*WORK ITEM:* Read the data that follows. Then repeat it exactly.

*SOURCE INFORMATION:*
--------

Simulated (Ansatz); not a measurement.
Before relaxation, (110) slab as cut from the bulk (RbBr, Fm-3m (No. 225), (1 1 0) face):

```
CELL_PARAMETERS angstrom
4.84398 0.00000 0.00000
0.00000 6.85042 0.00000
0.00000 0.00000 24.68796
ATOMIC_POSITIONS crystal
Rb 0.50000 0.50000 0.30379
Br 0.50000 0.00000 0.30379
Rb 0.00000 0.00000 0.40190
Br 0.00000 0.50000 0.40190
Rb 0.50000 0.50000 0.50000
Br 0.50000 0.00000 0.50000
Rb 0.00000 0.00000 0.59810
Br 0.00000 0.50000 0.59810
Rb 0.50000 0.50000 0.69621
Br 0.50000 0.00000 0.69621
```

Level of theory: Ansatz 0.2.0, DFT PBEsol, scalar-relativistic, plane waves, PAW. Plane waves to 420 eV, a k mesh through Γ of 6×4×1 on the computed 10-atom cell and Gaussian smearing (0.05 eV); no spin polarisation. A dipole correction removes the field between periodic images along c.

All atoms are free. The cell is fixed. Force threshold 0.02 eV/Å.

--------

*ANSWER AREA:*
Simulated (Ansatz); not a measurement.
Before relaxation, (110) slab as cut from the bulk (RbBr, Fm-3m (No. 225), (1 1 0) face):

```
CELL_PARAMETERS angstrom
4.84398 0.00000 0.00000
0.00000 6.85042 0.00000
0.00000 0.00000 24.68796
ATOMIC_POSITIONS crystal
Rb 0.50000 0.50000 0.30379
Br 0.50000 0.00000 0.30379
Rb 0.00000 0.00000 0.40190
Br 0.00000 0.50000 0.40190
Rb 0.50000 0.50000 0.50000
Br 0.50000 0.00000 0.50000
Rb 0.00000 0.00000 0.59810
Br 0.00000 0.50000 0.59810
Rb 0.50000 0.50000 0.69621
Br 0.50000 0.00000 0.69621
```

Level of theory: Ansatz 0.2.0, DFT PBEsol, scalar-relativistic, plane waves, PAW. Plane waves to 420 eV, a k mesh through Γ of 6×4×1 on the computed 10-atom cell and Gaussian smearing (0.05 eV); no spin polarisation. A dipole correction removes the field between periodic images along c.

All atoms are free. The cell is fixed. Force threshold 0.02 eV/Å.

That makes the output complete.